» **Brief**
With the first line as the start and the line containing "It has no gap" as the end, write out every line of the records exactly.

» **Information shown**
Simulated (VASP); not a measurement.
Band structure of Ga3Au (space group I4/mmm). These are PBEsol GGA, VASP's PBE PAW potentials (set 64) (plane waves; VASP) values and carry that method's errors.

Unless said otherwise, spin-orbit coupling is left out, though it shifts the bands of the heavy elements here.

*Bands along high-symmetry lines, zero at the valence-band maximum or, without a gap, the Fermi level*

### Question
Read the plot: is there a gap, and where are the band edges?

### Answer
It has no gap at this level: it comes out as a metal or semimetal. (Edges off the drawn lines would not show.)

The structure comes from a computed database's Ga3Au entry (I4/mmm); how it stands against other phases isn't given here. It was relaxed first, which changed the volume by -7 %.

» **Written answer**
Simulated (VASP); not a measurement.
Band structure of Ga3Au (space group I4/mmm). These are PBEsol GGA, VASP's PBE PAW potentials (set 64) (plane waves; VASP) values and carry that method's errors.

Unless said otherwise, spin-orbit coupling is left out, though it shifts the bands of the heavy elements here.

*Bands along high-symmetry lines, zero at the valence-band maximum or, without a gap, the Fermi level*

### Question
Read the plot: is there a gap, and where are the band edges?

### Answer
It has no gap at this level: it comes out as a metal or semimetal. (Edges off the drawn lines would not show.)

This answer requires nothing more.